#### Work item:
Word for word, restate the lines of the material below from its first line through the one containing "At the start: pressure". Omit the rest.

· · · · · · ·
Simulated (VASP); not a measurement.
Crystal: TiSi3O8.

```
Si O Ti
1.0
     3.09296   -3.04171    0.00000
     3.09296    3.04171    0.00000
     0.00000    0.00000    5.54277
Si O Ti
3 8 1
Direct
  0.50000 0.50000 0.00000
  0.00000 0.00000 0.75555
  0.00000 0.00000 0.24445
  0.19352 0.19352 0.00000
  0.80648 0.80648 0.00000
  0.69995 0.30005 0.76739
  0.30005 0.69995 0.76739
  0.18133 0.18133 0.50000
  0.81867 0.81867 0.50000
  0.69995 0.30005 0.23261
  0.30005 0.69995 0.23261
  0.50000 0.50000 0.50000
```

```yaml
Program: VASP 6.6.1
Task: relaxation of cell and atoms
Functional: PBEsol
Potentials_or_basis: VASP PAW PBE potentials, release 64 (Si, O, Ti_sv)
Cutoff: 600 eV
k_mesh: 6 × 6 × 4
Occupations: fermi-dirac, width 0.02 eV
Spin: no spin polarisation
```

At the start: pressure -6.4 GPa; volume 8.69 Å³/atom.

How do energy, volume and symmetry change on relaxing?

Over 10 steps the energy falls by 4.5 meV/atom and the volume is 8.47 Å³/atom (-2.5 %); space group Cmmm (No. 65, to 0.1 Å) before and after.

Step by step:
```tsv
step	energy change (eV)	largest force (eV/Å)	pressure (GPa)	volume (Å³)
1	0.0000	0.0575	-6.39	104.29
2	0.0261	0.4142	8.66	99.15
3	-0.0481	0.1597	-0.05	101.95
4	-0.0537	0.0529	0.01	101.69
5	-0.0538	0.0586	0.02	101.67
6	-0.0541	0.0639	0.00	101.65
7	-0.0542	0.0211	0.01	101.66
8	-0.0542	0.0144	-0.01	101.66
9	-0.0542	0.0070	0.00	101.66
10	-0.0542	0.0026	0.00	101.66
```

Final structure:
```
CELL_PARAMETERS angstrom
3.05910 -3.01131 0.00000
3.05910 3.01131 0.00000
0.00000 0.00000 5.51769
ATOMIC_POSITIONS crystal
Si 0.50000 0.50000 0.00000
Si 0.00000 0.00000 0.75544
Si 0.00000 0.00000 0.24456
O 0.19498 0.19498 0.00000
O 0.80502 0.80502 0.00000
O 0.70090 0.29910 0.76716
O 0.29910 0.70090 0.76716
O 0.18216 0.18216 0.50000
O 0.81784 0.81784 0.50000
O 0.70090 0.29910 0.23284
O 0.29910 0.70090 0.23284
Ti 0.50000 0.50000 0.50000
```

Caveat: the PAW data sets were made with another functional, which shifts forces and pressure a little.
· · · · · · ·

#### Exercise output:
Simulated (VASP); not a measurement.
Crystal: TiSi3O8.

```
Si O Ti
1.0
     3.09296   -3.04171    0.00000
     3.09296    3.04171    0.00000
     0.00000    0.00000    5.54277
Si O Ti
3 8 1
Direct
  0.50000 0.50000 0.00000
  0.00000 0.00000 0.75555
  0.00000 0.00000 0.24445
  0.19352 0.19352 0.00000
  0.80648 0.80648 0.00000
  0.69995 0.30005 0.76739
  0.30005 0.69995 0.76739
  0.18133 0.18133 0.50000
  0.81867 0.81867 0.50000
  0.69995 0.30005 0.23261
  0.30005 0.69995 0.23261
  0.50000 0.50000 0.50000
```

```yaml
Program: VASP 6.6.1
Task: relaxation of cell and atoms
Functional: PBEsol
Potentials_or_basis: VASP PAW PBE potentials, release 64 (Si, O, Ti_sv)
Cutoff: 600 eV
k_mesh: 6 × 6 × 4
Occupations: fermi-dirac, width 0.02 eV
Spin: no spin polarisation
```

At the start: pressure -6.4 GPa; volume 8.69 Å³/atom.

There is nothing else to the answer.